=-=-=-=-=
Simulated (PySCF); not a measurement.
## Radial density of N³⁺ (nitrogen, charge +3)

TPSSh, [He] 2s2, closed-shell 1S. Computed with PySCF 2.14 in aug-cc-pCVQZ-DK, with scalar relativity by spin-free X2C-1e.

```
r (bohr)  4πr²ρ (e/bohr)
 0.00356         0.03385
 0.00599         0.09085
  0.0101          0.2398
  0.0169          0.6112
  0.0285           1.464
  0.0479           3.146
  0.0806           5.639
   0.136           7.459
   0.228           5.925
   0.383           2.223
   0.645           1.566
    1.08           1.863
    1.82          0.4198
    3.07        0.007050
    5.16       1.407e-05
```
=-=-=-=-=

- EXERCISE
Extract every entry in the listing word for word.

- EXERCISE RESPONSE
Simulated (PySCF); not a measurement.
## Radial density of N³⁺ (nitrogen, charge +3)

TPSSh, [He] 2s2, closed-shell 1S. Computed with PySCF 2.14 in aug-cc-pCVQZ-DK, with scalar relativity by spin-free X2C-1e.

```
r (bohr)  4πr²ρ (e/bohr)
 0.00356         0.03385
 0.00599         0.09085
  0.0101          0.2398
  0.0169          0.6112
  0.0285           1.464
  0.0479           3.146
  0.0806           5.639
   0.136           7.459
   0.228           5.925
   0.383           2.223
   0.645           1.566
    1.08           1.863
    1.82          0.4198
    3.07        0.007050
    5.16       1.407e-05
```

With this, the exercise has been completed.